→ **Work instruction**
Exactly as given, output all the records that follow.

** Opening Extracted entries block **

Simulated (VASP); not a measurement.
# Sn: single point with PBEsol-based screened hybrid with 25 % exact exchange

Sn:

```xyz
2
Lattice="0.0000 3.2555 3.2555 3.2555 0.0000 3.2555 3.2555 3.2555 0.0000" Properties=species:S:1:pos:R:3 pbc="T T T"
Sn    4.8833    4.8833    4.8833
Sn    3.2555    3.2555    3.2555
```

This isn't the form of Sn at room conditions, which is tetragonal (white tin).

** Closing Extracted entries block **

→ **Your response**
Simulated (VASP); not a measurement.
# Sn: single point with PBEsol-based screened hybrid with 25 % exact exchange

Sn:

```xyz
2
Lattice="0.0000 3.2555 3.2555 3.2555 0.0000 3.2555 3.2555 3.2555 0.0000" Properties=species:S:1:pos:R:3 pbc="T T T"
Sn    4.8833    4.8833    4.8833
Sn    3.2555    3.2555    3.2555
```

This isn't the form of Sn at room conditions, which is tetragonal (white tin).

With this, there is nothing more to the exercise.